● Requirement
Start with the first line of the records below. Output each line exactly, ending with the one that contains "Problem. Predict the band gap on the k mesh.".

● Supplied data

══════════════════════════════

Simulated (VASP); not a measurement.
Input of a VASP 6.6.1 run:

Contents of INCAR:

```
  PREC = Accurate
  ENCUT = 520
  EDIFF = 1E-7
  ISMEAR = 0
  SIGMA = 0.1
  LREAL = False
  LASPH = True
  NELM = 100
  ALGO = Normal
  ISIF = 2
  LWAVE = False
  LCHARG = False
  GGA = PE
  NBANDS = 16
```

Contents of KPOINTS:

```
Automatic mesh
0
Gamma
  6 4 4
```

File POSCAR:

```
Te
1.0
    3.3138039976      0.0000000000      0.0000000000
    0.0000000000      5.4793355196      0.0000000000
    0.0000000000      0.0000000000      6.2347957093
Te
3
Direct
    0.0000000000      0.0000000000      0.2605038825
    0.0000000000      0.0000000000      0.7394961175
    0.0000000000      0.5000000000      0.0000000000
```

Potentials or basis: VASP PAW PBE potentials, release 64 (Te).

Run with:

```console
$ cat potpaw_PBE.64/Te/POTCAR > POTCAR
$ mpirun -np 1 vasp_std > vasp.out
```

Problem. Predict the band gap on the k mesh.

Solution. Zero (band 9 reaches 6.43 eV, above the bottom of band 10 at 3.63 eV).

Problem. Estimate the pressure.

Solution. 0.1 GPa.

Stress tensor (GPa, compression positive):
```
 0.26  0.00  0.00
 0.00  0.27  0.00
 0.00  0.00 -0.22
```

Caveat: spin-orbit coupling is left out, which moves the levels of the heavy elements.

══════════════════════════════

● Written response
Simulated (VASP); not a measurement.
Input of a VASP 6.6.1 run:

Contents of INCAR:

```
  PREC = Accurate
  ENCUT = 520
  EDIFF = 1E-7
  ISMEAR = 0
  SIGMA = 0.1
  LREAL = False
  LASPH = True
  NELM = 100
  ALGO = Normal
  ISIF = 2
  LWAVE = False
  LCHARG = False
  GGA = PE
  NBANDS = 16
```

Contents of KPOINTS:

```
Automatic mesh
0
Gamma
  6 4 4
```

File POSCAR:

```
Te
1.0
    3.3138039976      0.0000000000      0.0000000000
    0.0000000000      5.4793355196      0.0000000000
    0.0000000000      0.0000000000      6.2347957093
Te
3
Direct
    0.0000000000      0.0000000000      0.2605038825
    0.0000000000      0.0000000000      0.7394961175
    0.0000000000      0.5000000000      0.0000000000
```

Potentials or basis: VASP PAW PBE potentials, release 64 (Te).

Run with:

```console
$ cat potpaw_PBE.64/Te/POTCAR > POTCAR
$ mpirun -np 1 vasp_std > vasp.out
```

Problem. Predict the band gap on the k mesh.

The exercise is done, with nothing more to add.